************

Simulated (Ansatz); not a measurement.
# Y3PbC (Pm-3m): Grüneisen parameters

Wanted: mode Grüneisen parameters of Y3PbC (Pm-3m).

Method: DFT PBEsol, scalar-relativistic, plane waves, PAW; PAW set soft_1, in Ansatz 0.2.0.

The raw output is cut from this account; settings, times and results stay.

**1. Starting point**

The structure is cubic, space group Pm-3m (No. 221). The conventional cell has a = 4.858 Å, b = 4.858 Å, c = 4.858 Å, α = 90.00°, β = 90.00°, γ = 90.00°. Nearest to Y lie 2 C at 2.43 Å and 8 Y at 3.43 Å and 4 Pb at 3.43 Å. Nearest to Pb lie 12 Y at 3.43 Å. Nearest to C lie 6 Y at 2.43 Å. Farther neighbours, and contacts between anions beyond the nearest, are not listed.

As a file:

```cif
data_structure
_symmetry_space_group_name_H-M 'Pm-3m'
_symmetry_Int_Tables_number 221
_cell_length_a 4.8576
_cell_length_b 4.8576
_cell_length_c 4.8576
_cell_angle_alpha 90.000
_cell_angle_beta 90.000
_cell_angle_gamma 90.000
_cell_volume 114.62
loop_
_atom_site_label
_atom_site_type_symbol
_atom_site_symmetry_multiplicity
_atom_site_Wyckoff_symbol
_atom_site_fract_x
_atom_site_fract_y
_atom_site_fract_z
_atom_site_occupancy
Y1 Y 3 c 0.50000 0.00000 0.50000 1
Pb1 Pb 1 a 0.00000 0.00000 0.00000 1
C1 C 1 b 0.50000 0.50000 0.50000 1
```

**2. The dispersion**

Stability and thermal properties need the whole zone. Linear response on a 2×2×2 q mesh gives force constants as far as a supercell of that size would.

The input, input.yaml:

************

▶ [Work task]:
Return the material exactly as it stands above, but only from its first line to the line containing "Stability and thermal", both ends included.

▶ [Answer box]:
Simulated (Ansatz); not a measurement.
# Y3PbC (Pm-3m): Grüneisen parameters

Wanted: mode Grüneisen parameters of Y3PbC (Pm-3m).

Method: DFT PBEsol, scalar-relativistic, plane waves, PAW; PAW set soft_1, in Ansatz 0.2.0.

The raw output is cut from this account; settings, times and results stay.

**1. Starting point**

The structure is cubic, space group Pm-3m (No. 221). The conventional cell has a = 4.858 Å, b = 4.858 Å, c = 4.858 Å, α = 90.00°, β = 90.00°, γ = 90.00°. Nearest to Y lie 2 C at 2.43 Å and 8 Y at 3.43 Å and 4 Pb at 3.43 Å. Nearest to Pb lie 12 Y at 3.43 Å. Nearest to C lie 6 Y at 2.43 Å. Farther neighbours, and contacts between anions beyond the nearest, are not listed.

As a file:

```cif
data_structure
_symmetry_space_group_name_H-M 'Pm-3m'
_symmetry_Int_Tables_number 221
_cell_length_a 4.8576
_cell_length_b 4.8576
_cell_length_c 4.8576
_cell_angle_alpha 90.000
_cell_angle_beta 90.000
_cell_angle_gamma 90.000
_cell_volume 114.62
loop_
_atom_site_label
_atom_site_type_symbol
_atom_site_symmetry_multiplicity
_atom_site_Wyckoff_symbol
_atom_site_fract_x
_atom_site_fract_y
_atom_site_fract_z
_atom_site_occupancy
Y1 Y 3 c 0.50000 0.00000 0.50000 1
Pb1 Pb 1 a 0.00000 0.00000 0.00000 1
C1 C 1 b 0.50000 0.50000 0.50000 1
```

**2. The dispersion**

Stability and thermal properties need the whole zone. Linear response on a 2×2×2 q mesh gives force constants as far as a supercell of that size would.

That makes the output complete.